━━━━━━━━━━━━━━━━━━━━
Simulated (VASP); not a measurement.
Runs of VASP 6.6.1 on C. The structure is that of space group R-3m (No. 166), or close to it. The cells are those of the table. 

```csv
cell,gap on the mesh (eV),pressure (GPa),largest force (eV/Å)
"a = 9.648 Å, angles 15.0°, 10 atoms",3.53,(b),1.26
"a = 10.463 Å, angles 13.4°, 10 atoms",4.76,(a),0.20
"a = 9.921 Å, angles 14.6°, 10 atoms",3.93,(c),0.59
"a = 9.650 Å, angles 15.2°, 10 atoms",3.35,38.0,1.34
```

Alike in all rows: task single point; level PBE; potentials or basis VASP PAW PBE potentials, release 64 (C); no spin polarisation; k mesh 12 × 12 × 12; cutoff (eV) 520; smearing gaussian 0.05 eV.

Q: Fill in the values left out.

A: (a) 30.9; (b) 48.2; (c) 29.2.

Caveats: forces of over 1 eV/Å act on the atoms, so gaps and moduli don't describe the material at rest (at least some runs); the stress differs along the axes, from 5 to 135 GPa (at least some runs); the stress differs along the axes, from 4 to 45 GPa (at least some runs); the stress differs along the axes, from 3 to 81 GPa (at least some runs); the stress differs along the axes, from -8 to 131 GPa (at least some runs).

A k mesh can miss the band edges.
━━━━━━━━━━━━━━━━━━━━

__ASSIGNMENT__.
Print the listing above from its first line through the line with "Caveats: forces of", and stop there.

__RESPONSE AREA__.
Simulated (VASP); not a measurement.
Runs of VASP 6.6.1 on C. The structure is that of space group R-3m (No. 166), or close to it. The cells are those of the table. 

```csv
cell,gap on the mesh (eV),pressure (GPa),largest force (eV/Å)
"a = 9.648 Å, angles 15.0°, 10 atoms",3.53,(b),1.26
"a = 10.463 Å, angles 13.4°, 10 atoms",4.76,(a),0.20
"a = 9.921 Å, angles 14.6°, 10 atoms",3.93,(c),0.59
"a = 9.650 Å, angles 15.2°, 10 atoms",3.35,38.0,1.34
```

Alike in all rows: task single point; level PBE; potentials or basis VASP PAW PBE potentials, release 64 (C); no spin polarisation; k mesh 12 × 12 × 12; cutoff (eV) 520; smearing gaussian 0.05 eV.

Q: Fill in the values left out.

A: (a) 30.9; (b) 48.2; (c) 29.2.

Caveats: forces of over 1 eV/Å act on the atoms, so gaps and moduli don't describe the material at rest (at least some runs); the stress differs along the axes, from 5 to 135 GPa (at least some runs); the stress differs along the axes, from 4 to 45 GPa (at least some runs); the stress differs along the axes, from 3 to 81 GPa (at least some runs); the stress differs along the axes, from -8 to 131 GPa (at least some runs).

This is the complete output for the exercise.